▸ REQUIREMENT: Every entry below is to be copied exactly, with nothing left out.

*****

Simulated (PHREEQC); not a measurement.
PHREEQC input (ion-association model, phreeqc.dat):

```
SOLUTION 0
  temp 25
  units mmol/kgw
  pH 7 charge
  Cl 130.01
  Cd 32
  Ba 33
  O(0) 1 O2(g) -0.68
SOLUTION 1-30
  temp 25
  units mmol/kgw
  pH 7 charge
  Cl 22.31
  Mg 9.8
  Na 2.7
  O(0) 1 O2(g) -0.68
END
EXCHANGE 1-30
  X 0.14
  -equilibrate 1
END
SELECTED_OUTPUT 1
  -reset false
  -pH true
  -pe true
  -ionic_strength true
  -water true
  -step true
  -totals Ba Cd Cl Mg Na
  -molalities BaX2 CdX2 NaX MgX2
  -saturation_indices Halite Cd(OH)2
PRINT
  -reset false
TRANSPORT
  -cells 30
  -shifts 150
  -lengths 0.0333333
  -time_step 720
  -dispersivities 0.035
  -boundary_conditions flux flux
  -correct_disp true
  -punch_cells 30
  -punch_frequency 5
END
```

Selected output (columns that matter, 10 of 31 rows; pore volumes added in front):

*****

▸ PROBLEM SOLUTION:
Simulated (PHREEQC); not a measurement.
PHREEQC input (ion-association model, phreeqc.dat):

```
SOLUTION 0
  temp 25
  units mmol/kgw
  pH 7 charge
  Cl 130.01
  Cd 32
  Ba 33
  O(0) 1 O2(g) -0.68
SOLUTION 1-30
  temp 25
  units mmol/kgw
  pH 7 charge
  Cl 22.31
  Mg 9.8
  Na 2.7
  O(0) 1 O2(g) -0.68
END
EXCHANGE 1-30
  X 0.14
  -equilibrate 1
END
SELECTED_OUTPUT 1
  -reset false
  -pH true
  -pe true
  -ionic_strength true
  -water true
  -step true
  -totals Ba Cd Cl Mg Na
  -molalities BaX2 CdX2 NaX MgX2
  -saturation_indices Halite Cd(OH)2
PRINT
  -reset false
TRANSPORT
  -cells 30
  -shifts 150
  -lengths 0.0333333
  -time_step 720
  -dispersivities 0.035
  -boundary_conditions flux flux
  -correct_disp true
  -punch_cells 30
  -punch_frequency 5
END
```

Selected output (columns that matter, 10 of 31 rows; pore volumes added in front):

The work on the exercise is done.